# Exercise
From the line that contains "## Step 2: GFN2-xTB relaxation, conformer 1" through the line that contains "One launch serves the whole session.", output every line of the listing below exactly and leave out all the rest.

Excerpted data below:

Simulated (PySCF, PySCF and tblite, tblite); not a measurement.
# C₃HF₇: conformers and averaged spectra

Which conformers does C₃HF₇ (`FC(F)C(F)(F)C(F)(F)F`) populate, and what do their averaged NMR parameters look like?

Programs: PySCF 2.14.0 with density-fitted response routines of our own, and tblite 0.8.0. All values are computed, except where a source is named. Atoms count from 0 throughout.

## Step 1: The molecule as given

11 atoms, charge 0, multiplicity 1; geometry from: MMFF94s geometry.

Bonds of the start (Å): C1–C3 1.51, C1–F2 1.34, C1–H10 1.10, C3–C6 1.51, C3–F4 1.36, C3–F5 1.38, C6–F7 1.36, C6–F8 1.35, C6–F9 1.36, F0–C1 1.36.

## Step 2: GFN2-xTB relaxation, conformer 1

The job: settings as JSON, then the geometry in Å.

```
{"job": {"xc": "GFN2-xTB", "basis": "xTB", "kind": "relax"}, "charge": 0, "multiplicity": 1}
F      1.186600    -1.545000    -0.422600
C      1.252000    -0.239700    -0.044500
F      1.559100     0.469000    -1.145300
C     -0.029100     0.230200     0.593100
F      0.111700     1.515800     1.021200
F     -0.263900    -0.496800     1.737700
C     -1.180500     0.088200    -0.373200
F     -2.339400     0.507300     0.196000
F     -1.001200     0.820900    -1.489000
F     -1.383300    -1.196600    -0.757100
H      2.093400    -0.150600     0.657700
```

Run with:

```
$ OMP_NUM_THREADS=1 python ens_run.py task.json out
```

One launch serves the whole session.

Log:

End of Excerpted data.

# Written solution
## Step 2: GFN2-xTB relaxation, conformer 1

The job: settings as JSON, then the geometry in Å.

```
{"job": {"xc": "GFN2-xTB", "basis": "xTB", "kind": "relax"}, "charge": 0, "multiplicity": 1}
F      1.186600    -1.545000    -0.422600
C      1.252000    -0.239700    -0.044500
F      1.559100     0.469000    -1.145300
C     -0.029100     0.230200     0.593100
F      0.111700     1.515800     1.021200
F     -0.263900    -0.496800     1.737700
C     -1.180500     0.088200    -0.373200
F     -2.339400     0.507300     0.196000
F     -1.001200     0.820900    -1.489000
F     -1.383300    -1.196600    -0.757100
H      2.093400    -0.150600     0.657700
```

Run with:

```
$ OMP_NUM_THREADS=1 python ens_run.py task.json out
```

One launch serves the whole session.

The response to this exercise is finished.